● **Data supplied**:
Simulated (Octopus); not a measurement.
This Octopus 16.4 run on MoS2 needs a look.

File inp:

● **Work task**: Return every line of the material above exactly.

● **Response box**:
Simulated (Octopus); not a measurement.
This Octopus 16.4 run on MoS2 needs a look.

File inp:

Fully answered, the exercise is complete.